▶ _Action item_:
Could you give the entries again, exactly as written?

▶ _Data_:
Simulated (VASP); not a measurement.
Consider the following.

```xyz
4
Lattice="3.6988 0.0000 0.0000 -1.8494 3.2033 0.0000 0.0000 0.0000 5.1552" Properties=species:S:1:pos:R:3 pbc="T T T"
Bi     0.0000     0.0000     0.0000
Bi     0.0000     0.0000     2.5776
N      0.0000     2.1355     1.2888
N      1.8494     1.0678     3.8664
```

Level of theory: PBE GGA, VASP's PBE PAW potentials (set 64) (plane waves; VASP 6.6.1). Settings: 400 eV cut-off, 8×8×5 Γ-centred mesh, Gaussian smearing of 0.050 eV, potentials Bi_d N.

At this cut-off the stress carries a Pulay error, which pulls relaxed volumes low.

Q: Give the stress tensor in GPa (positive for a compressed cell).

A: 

▶ _Answer space_:
Simulated (VASP); not a measurement.
Consider the following.

```xyz
4
Lattice="3.6988 0.0000 0.0000 -1.8494 3.2033 0.0000 0.0000 0.0000 5.1552" Properties=species:S:1:pos:R:3 pbc="T T T"
Bi     0.0000     0.0000     0.0000
Bi     0.0000     0.0000     2.5776
N      0.0000     2.1355     1.2888
N      1.8494     1.0678     3.8664
```

Level of theory: PBE GGA, VASP's PBE PAW potentials (set 64) (plane waves; VASP 6.6.1). Settings: 400 eV cut-off, 8×8×5 Γ-centred mesh, Gaussian smearing of 0.050 eV, potentials Bi_d N.

At this cut-off the stress carries a Pulay error, which pulls relaxed volumes low.

Q: Give the stress tensor in GPa (positive for a compressed cell).

A: 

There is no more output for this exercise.